======== Input data ========

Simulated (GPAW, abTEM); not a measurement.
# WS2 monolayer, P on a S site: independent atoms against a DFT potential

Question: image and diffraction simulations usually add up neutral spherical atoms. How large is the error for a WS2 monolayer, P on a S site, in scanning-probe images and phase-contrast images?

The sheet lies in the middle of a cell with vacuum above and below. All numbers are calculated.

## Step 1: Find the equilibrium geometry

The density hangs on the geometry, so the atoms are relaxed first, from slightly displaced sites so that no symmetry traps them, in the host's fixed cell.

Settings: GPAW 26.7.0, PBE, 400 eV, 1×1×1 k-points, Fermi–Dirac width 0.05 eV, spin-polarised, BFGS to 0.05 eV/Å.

========

Retype the records in their entirety, matching each one exactly.

» Solution:
Simulated (GPAW, abTEM); not a measurement.
# WS2 monolayer, P on a S site: independent atoms against a DFT potential

Question: image and diffraction simulations usually add up neutral spherical atoms. How large is the error for a WS2 monolayer, P on a S site, in scanning-probe images and phase-contrast images?

The sheet lies in the middle of a cell with vacuum above and below. All numbers are calculated.

## Step 1: Find the equilibrium geometry

The density hangs on the geometry, so the atoms are relaxed first, from slightly displaced sites so that no symmetry traps them, in the host's fixed cell.

Settings: GPAW 26.7.0, PBE, 400 eV, 1×1×1 k-points, Fermi–Dirac width 0.05 eV, spin-polarised, BFGS to 0.05 eV/Å.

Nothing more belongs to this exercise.